= Activity =
Repeat the entries in full. Each line must match exactly.

= Data shown =
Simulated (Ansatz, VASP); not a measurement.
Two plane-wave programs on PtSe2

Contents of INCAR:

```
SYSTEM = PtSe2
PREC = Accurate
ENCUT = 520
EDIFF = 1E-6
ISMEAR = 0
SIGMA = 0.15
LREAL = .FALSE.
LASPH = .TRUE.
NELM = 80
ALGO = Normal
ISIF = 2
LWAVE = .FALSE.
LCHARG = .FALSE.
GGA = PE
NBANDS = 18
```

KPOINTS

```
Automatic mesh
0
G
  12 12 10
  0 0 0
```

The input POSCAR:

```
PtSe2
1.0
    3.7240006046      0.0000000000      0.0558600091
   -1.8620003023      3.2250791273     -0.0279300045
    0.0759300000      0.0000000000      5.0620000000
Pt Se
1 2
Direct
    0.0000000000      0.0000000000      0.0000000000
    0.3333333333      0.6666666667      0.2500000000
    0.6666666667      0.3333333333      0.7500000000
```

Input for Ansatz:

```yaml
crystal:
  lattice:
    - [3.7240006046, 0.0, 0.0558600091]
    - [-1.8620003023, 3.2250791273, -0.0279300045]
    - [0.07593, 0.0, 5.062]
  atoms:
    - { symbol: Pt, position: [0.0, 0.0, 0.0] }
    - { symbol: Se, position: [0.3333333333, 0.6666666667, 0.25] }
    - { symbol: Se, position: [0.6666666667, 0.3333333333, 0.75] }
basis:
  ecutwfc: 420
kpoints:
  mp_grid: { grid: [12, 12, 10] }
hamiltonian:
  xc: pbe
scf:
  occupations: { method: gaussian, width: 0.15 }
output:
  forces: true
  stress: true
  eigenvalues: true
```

= Worked solution =
Simulated (Ansatz, VASP); not a measurement.
Two plane-wave programs on PtSe2

Contents of INCAR:

```
SYSTEM = PtSe2
PREC = Accurate
ENCUT = 520
EDIFF = 1E-6
ISMEAR = 0
SIGMA = 0.15
LREAL = .FALSE.
LASPH = .TRUE.
NELM = 80
ALGO = Normal
ISIF = 2
LWAVE = .FALSE.
LCHARG = .FALSE.
GGA = PE
NBANDS = 18
```

KPOINTS

```
Automatic mesh
0
G
  12 12 10
  0 0 0
```

The input POSCAR:

```
PtSe2
1.0
    3.7240006046      0.0000000000      0.0558600091
   -1.8620003023      3.2250791273     -0.0279300045
    0.0759300000      0.0000000000      5.0620000000
Pt Se
1 2
Direct
    0.0000000000      0.0000000000      0.0000000000
    0.3333333333      0.6666666667      0.2500000000
    0.6666666667      0.3333333333      0.7500000000
```

Input for Ansatz:

```yaml
crystal:
  lattice:
    - [3.7240006046, 0.0, 0.0558600091]
    - [-1.8620003023, 3.2250791273, -0.0279300045]
    - [0.07593, 0.0, 5.062]
  atoms:
    - { symbol: Pt, position: [0.0, 0.0, 0.0] }
    - { symbol: Se, position: [0.3333333333, 0.6666666667, 0.25] }
    - { symbol: Se, position: [0.6666666667, 0.3333333333, 0.75] }
basis:
  ecutwfc: 420
kpoints:
  mp_grid: { grid: [12, 12, 10] }
hamiltonian:
  xc: pbe
scf:
  occupations: { method: gaussian, width: 0.15 }
output:
  forces: true
  stress: true
  eigenvalues: true
```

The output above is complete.